» **Material shown**
━━━━━━━━━━━━━━━━
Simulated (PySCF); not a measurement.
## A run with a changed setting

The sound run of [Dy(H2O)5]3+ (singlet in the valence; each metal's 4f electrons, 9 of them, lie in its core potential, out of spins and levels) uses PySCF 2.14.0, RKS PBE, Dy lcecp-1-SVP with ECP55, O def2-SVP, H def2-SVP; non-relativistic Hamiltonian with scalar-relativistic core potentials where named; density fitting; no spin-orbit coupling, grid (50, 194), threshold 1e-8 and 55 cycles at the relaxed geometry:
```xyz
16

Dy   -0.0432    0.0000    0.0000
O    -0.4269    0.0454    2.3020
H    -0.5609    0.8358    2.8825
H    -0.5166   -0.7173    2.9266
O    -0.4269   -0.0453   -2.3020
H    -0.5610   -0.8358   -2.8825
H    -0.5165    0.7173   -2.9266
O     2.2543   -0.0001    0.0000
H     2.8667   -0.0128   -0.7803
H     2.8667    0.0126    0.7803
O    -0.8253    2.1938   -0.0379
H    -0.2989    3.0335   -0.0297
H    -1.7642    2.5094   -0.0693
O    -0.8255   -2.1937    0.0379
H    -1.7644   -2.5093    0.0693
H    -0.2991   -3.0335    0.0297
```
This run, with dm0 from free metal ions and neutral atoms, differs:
━━━━━━━━━━━━━━━━

» **Assignment**
Reproduce all of the records exactly.

» **Your response**
Simulated (PySCF); not a measurement.
## A run with a changed setting

The sound run of [Dy(H2O)5]3+ (singlet in the valence; each metal's 4f electrons, 9 of them, lie in its core potential, out of spins and levels) uses PySCF 2.14.0, RKS PBE, Dy lcecp-1-SVP with ECP55, O def2-SVP, H def2-SVP; non-relativistic Hamiltonian with scalar-relativistic core potentials where named; density fitting; no spin-orbit coupling, grid (50, 194), threshold 1e-8 and 55 cycles at the relaxed geometry:
```xyz
16

Dy   -0.0432    0.0000    0.0000
O    -0.4269    0.0454    2.3020
H    -0.5609    0.8358    2.8825
H    -0.5166   -0.7173    2.9266
O    -0.4269   -0.0453   -2.3020
H    -0.5610   -0.8358   -2.8825
H    -0.5165    0.7173   -2.9266
O     2.2543   -0.0001    0.0000
H     2.8667   -0.0128   -0.7803
H     2.8667    0.0126    0.7803
O    -0.8253    2.1938   -0.0379
H    -0.2989    3.0335   -0.0297
H    -1.7642    2.5094   -0.0693
O    -0.8255   -2.1937    0.0379
H    -1.7644   -2.5093    0.0693
H    -0.2991   -3.0335    0.0297
```
This run, with dm0 from free metal ions and neutral atoms, differs:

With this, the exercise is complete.